■ Excerpted data:
━━━━━━

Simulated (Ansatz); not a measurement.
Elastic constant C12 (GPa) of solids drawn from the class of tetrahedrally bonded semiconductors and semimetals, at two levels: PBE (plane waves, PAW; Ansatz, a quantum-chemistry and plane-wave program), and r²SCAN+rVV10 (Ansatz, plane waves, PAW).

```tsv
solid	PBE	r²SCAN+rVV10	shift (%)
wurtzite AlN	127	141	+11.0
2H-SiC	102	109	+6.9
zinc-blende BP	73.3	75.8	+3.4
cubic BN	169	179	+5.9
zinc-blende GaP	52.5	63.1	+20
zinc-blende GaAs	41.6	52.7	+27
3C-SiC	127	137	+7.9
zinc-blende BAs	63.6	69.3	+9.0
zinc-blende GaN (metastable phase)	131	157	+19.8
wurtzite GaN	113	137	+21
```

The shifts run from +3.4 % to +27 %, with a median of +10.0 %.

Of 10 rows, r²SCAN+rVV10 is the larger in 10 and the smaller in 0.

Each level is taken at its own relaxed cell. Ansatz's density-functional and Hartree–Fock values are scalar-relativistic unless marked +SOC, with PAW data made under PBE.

━━━━━━

■ Work item: Take the material above and return all of it exactly.

■ Response:
Simulated (Ansatz); not a measurement.
Elastic constant C12 (GPa) of solids drawn from the class of tetrahedrally bonded semiconductors and semimetals, at two levels: PBE (plane waves, PAW; Ansatz, a quantum-chemistry and plane-wave program), and r²SCAN+rVV10 (Ansatz, plane waves, PAW).

```tsv
solid	PBE	r²SCAN+rVV10	shift (%)
wurtzite AlN	127	141	+11.0
2H-SiC	102	109	+6.9
zinc-blende BP	73.3	75.8	+3.4
cubic BN	169	179	+5.9
zinc-blende GaP	52.5	63.1	+20
zinc-blende GaAs	41.6	52.7	+27
3C-SiC	127	137	+7.9
zinc-blende BAs	63.6	69.3	+9.0
zinc-blende GaN (metastable phase)	131	157	+19.8
wurtzite GaN	113	137	+21
```

The shifts run from +3.4 % to +27 %, with a median of +10.0 %.

Of 10 rows, r²SCAN+rVV10 is the larger in 10 and the smaller in 0.

Each level is taken at its own relaxed cell. Ansatz's density-functional and Hartree–Fock values are scalar-relativistic unless marked +SOC, with PAW data made under PBE.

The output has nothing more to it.